## REQUIRED ACTION
A word-for-word repetition of all the entries is required.

*** Block opens ***

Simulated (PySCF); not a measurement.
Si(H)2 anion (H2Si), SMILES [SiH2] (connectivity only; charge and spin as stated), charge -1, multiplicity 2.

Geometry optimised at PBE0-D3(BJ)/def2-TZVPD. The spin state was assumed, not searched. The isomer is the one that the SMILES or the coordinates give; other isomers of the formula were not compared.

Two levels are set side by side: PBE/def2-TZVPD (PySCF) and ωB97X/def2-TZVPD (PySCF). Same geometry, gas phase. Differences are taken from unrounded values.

*** Block closes ***

## TASK ANSWER
Simulated (PySCF); not a measurement.
Si(H)2 anion (H2Si), SMILES [SiH2] (connectivity only; charge and spin as stated), charge -1, multiplicity 2.

Geometry optimised at PBE0-D3(BJ)/def2-TZVPD. The spin state was assumed, not searched. The isomer is the one that the SMILES or the coordinates give; other isomers of the formula were not compared.

Two levels are set side by side: PBE/def2-TZVPD (PySCF) and ωB97X/def2-TZVPD (PySCF). Same geometry, gas phase. Differences are taken from unrounded values.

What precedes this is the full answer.